Top of DATASET EXTRACT

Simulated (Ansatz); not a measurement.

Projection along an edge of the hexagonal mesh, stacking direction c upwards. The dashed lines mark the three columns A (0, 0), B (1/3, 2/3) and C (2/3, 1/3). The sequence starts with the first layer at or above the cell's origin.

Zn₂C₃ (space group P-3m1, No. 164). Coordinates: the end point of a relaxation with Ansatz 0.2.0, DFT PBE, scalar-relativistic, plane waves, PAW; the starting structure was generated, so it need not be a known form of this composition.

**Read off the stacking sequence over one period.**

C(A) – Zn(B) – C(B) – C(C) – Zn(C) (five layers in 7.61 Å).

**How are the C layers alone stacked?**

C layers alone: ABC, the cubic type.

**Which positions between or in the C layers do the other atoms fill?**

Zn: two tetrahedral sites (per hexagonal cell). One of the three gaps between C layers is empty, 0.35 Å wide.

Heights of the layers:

Bottom of DATASET EXTRACT

| ACTIVITY |
Nothing but the complete listing, repeated exactly, belongs in the answer.

| SOLUTION |
Simulated (Ansatz); not a measurement.

Projection along an edge of the hexagonal mesh, stacking direction c upwards. The dashed lines mark the three columns A (0, 0), B (1/3, 2/3) and C (2/3, 1/3). The sequence starts with the first layer at or above the cell's origin.

Zn₂C₃ (space group P-3m1, No. 164). Coordinates: the end point of a relaxation with Ansatz 0.2.0, DFT PBE, scalar-relativistic, plane waves, PAW; the starting structure was generated, so it need not be a known form of this composition.

**Read off the stacking sequence over one period.**

C(A) – Zn(B) – C(B) – C(C) – Zn(C) (five layers in 7.61 Å).

**How are the C layers alone stacked?**

C layers alone: ABC, the cubic type.

**Which positions between or in the C layers do the other atoms fill?**

Zn: two tetrahedral sites (per hexagonal cell). One of the three gaps between C layers is empty, 0.35 Å wide.

Heights of the layers:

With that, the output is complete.